##############################
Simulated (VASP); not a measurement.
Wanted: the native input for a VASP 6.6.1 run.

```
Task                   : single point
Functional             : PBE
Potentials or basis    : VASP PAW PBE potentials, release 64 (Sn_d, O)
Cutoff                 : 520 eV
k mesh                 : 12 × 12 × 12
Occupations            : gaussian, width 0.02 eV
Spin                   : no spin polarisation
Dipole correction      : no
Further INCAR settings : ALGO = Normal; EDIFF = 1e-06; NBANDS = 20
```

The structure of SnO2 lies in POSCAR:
##############################

*WORK INSTRUCTION:*
Without changing a word, restate the whole listing.

*EXERCISE SOLUTION:*
Simulated (VASP); not a measurement.
Wanted: the native input for a VASP 6.6.1 run.

```
Task                   : single point
Functional             : PBE
Potentials or basis    : VASP PAW PBE potentials, release 64 (Sn_d, O)
Cutoff                 : 520 eV
k mesh                 : 12 × 12 × 12
Occupations            : gaussian, width 0.02 eV
Spin                   : no spin polarisation
Dipole correction      : no
Further INCAR settings : ALGO = Normal; EDIFF = 1e-06; NBANDS = 20
```

The structure of SnO2 lies in POSCAR:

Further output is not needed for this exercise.